Repeat the records below exactly, beginning at the first line and finishing with the line that contains "nitrogen (N, Z = 7) |".

INFORMATION GIVEN:
◇ ◇ ◇ ◇ ◇ ◇ ◇

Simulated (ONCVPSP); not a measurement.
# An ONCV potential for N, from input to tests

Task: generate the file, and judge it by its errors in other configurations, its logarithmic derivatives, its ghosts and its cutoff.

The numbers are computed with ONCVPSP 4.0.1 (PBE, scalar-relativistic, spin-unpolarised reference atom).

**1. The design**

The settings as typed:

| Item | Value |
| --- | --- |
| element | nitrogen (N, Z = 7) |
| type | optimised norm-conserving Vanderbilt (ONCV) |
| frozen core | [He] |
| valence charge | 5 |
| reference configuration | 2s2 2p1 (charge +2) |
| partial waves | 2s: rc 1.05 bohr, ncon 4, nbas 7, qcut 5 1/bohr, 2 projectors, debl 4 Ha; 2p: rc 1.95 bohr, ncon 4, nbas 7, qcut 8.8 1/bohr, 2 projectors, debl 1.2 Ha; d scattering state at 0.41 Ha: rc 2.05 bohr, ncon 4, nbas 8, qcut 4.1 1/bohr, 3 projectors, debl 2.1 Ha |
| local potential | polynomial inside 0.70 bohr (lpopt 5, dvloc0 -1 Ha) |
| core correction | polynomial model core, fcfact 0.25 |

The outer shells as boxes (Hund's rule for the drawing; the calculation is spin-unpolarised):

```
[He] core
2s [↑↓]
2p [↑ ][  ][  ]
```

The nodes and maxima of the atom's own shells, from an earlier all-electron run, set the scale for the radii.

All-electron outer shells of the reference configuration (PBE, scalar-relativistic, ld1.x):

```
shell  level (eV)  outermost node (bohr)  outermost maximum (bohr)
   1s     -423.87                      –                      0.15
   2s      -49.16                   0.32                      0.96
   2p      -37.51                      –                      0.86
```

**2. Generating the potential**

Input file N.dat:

◇ ◇ ◇ ◇ ◇ ◇ ◇

RESPONSE:
Simulated (ONCVPSP); not a measurement.
# An ONCV potential for N, from input to tests

Task: generate the file, and judge it by its errors in other configurations, its logarithmic derivatives, its ghosts and its cutoff.

The numbers are computed with ONCVPSP 4.0.1 (PBE, scalar-relativistic, spin-unpolarised reference atom).

**1. The design**

The settings as typed:

| Item | Value |
| --- | --- |
| element | nitrogen (N, Z = 7) |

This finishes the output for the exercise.